● ● ● ● ●
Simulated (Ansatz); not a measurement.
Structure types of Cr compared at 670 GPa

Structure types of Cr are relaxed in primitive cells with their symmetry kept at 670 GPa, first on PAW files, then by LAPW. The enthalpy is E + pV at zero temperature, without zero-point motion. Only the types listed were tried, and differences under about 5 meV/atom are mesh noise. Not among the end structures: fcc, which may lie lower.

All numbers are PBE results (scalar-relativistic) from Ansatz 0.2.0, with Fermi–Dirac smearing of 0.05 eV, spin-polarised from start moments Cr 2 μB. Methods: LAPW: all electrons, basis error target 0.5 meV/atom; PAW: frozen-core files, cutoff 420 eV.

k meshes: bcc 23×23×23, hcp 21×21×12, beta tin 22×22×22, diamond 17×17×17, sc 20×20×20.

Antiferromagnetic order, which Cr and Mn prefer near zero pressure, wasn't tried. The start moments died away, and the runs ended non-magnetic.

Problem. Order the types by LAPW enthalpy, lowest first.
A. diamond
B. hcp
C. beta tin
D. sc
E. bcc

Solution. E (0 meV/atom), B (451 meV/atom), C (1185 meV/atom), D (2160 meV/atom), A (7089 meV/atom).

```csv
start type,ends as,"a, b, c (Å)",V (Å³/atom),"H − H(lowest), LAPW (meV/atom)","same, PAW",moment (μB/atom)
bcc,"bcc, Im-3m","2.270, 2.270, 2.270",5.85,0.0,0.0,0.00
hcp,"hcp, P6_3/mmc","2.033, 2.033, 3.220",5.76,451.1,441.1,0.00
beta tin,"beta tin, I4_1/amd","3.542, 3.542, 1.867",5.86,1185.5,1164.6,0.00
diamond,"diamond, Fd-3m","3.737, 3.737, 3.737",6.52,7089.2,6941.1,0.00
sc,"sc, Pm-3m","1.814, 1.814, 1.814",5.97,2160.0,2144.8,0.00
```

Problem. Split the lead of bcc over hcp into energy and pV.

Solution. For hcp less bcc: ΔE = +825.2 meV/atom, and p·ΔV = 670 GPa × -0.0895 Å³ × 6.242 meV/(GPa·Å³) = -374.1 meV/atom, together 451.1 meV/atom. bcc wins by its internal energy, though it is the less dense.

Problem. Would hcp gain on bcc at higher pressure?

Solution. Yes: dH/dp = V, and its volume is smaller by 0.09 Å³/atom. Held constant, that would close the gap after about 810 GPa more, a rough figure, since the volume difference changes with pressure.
● ● ● ● ●

▸ **Required action**
Retype, in the same exact form, the lines of the material above from the line holding "C. beta tin" through the line holding "Problem. Split the".

▸ **Answer space**
C. beta tin
D. sc
E. bcc

Solution. E (0 meV/atom), B (451 meV/atom), C (1185 meV/atom), D (2160 meV/atom), A (7089 meV/atom).

```csv
start type,ends as,"a, b, c (Å)",V (Å³/atom),"H − H(lowest), LAPW (meV/atom)","same, PAW",moment (μB/atom)
bcc,"bcc, Im-3m","2.270, 2.270, 2.270",5.85,0.0,0.0,0.00
hcp,"hcp, P6_3/mmc","2.033, 2.033, 3.220",5.76,451.1,441.1,0.00
beta tin,"beta tin, I4_1/amd","3.542, 3.542, 1.867",5.86,1185.5,1164.6,0.00
diamond,"diamond, Fd-3m","3.737, 3.737, 3.737",6.52,7089.2,6941.1,0.00
sc,"sc, Pm-3m","1.814, 1.814, 1.814",5.97,2160.0,2144.8,0.00
```

Problem. Split the lead of bcc over hcp into energy and pV.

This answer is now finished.